**ACTION ITEM**:
Locate the line bearing "Potentials or basis: VASP" in the material below, then reproduce it and each following line up to and including the line bearing "(1) zero (bands 5 and 6 overlap by 0.19 eV).".

**INFORMATION**:
§ §
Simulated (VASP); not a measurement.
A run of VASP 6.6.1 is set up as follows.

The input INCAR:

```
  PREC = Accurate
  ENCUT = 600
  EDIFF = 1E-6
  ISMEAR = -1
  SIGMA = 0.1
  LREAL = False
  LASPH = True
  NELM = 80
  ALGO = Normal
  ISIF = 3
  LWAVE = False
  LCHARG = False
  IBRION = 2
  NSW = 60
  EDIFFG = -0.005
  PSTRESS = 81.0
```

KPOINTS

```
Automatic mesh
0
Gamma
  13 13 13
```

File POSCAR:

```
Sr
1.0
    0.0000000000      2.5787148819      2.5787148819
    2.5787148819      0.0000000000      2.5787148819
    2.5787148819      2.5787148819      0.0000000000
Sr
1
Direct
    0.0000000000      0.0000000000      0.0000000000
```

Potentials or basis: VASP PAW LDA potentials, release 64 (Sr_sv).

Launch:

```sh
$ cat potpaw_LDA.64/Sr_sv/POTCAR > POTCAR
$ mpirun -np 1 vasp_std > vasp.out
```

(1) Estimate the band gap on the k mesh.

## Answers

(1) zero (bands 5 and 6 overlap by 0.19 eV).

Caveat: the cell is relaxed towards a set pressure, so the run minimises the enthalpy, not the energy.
§ §

**WRITTEN ANSWER**:
Potentials or basis: VASP PAW LDA potentials, release 64 (Sr_sv).

Launch:

```sh
$ cat potpaw_LDA.64/Sr_sv/POTCAR > POTCAR
$ mpirun -np 1 vasp_std > vasp.out
```

(1) Estimate the band gap on the k mesh.

## Answers

(1) zero (bands 5 and 6 overlap by 0.19 eV).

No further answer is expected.